Assignment >> Start at the first line of the listing below. Write out each line exactly, stopping after the one that contains "C9–S10, N11–C12, C12–S13.".

Extracted material >>
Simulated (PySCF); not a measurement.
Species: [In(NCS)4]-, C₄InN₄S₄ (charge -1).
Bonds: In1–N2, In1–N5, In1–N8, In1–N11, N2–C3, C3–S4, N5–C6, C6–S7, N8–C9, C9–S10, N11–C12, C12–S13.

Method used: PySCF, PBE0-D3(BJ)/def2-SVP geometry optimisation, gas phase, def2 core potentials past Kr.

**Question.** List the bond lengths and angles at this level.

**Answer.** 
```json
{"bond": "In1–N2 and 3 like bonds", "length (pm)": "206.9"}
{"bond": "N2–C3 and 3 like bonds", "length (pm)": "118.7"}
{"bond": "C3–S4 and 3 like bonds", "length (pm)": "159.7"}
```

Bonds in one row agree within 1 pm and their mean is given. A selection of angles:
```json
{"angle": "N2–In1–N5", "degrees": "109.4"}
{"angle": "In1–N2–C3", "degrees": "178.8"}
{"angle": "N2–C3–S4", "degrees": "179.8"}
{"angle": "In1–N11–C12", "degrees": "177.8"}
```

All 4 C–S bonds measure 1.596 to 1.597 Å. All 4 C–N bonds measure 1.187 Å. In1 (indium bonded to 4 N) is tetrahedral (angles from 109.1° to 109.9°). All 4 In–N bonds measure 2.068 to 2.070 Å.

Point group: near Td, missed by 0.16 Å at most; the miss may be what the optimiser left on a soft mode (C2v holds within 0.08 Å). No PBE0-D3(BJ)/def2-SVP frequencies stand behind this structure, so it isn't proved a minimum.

Problem solution >>
Simulated (PySCF); not a measurement.
Species: [In(NCS)4]-, C₄InN₄S₄ (charge -1).
Bonds: In1–N2, In1–N5, In1–N8, In1–N11, N2–C3, C3–S4, N5–C6, C6–S7, N8–C9, C9–S10, N11–C12, C12–S13.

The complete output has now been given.